Could you reproduce, word for word, everything below from the line containing "Values are calculated" down to the line containing "C6H9F3S2, numbered as", with both of those lines included and no others?

-- Provided material follows --

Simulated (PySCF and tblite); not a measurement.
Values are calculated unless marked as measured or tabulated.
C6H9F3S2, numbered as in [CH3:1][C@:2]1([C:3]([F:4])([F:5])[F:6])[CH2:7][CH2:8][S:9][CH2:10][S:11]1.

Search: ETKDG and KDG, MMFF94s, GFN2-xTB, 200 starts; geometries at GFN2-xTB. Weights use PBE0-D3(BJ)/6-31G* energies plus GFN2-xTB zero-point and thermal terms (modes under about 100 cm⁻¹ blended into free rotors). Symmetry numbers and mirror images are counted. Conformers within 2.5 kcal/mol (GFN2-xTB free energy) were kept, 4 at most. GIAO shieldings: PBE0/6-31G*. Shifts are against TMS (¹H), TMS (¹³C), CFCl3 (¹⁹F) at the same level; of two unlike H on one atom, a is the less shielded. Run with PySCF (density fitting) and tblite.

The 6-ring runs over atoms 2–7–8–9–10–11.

-- Provided material concluded --

- Task result -
Values are calculated unless marked as measured or tabulated.
C6H9F3S2, numbered as in [CH3:1][C@:2]1([C:3]([F:4])([F:5])[F:6])[CH2:7][CH2:8][S:9][CH2:10][S:11]1.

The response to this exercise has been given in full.